Information given:
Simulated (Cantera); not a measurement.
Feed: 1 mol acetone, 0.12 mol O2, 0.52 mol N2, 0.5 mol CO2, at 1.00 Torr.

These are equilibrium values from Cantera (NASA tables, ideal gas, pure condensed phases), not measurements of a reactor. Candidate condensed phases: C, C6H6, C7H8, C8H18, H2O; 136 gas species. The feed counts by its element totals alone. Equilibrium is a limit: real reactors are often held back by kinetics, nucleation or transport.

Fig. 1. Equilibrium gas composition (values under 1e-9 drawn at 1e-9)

Requirement: Repeat the data exactly. Omit nothing.

Worked solution:
Simulated (Cantera); not a measurement.
Feed: 1 mol acetone, 0.12 mol O2, 0.52 mol N2, 0.5 mol CO2, at 1.00 Torr.

These are equilibrium values from Cantera (NASA tables, ideal gas, pure condensed phases), not measurements of a reactor. Candidate condensed phases: C, C6H6, C7H8, C8H18, H2O; 136 gas species. The feed counts by its element totals alone. Equilibrium is a limit: real reactors are often held back by kinetics, nucleation or transport.

Fig. 1. Equilibrium gas composition (values under 1e-9 drawn at 1e-9)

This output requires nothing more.